**Work instruction:**
Your task is to repeat exactly the lines below between the line holding "Alike in both" and the line holding "Atom by atom", inclusive, and only those.

(Beginning of Entries provided)
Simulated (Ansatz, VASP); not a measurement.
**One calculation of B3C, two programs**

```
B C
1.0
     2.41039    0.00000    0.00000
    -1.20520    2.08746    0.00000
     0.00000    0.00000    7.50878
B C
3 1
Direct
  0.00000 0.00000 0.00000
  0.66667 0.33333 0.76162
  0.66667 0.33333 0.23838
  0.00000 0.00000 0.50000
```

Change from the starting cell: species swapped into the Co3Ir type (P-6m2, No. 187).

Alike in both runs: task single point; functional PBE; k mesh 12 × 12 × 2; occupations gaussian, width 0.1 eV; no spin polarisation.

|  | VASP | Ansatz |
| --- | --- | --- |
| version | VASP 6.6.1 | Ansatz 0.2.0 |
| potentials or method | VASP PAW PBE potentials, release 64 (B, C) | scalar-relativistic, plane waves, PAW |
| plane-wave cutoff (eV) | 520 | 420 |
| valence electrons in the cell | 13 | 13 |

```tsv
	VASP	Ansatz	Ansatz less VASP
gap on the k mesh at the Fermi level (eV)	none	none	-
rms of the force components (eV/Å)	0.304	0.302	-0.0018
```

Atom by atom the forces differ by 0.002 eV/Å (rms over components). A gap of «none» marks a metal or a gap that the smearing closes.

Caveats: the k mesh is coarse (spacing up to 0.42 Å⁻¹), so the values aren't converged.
(End of Entries provided)

**Task output:**
Alike in both runs: task single point; functional PBE; k mesh 12 × 12 × 2; occupations gaussian, width 0.1 eV; no spin polarisation.

|  | VASP | Ansatz |
| --- | --- | --- |
| version | VASP 6.6.1 | Ansatz 0.2.0 |
| potentials or method | VASP PAW PBE potentials, release 64 (B, C) | scalar-relativistic, plane waves, PAW |
| plane-wave cutoff (eV) | 520 | 420 |
| valence electrons in the cell | 13 | 13 |

```tsv
	VASP	Ansatz	Ansatz less VASP
gap on the k mesh at the Fermi level (eV)	none	none	-
rms of the force components (eV/Å)	0.304	0.302	-0.0018
```

Atom by atom the forces differ by 0.002 eV/Å (rms over components). A gap of «none» marks a metal or a gap that the smearing closes.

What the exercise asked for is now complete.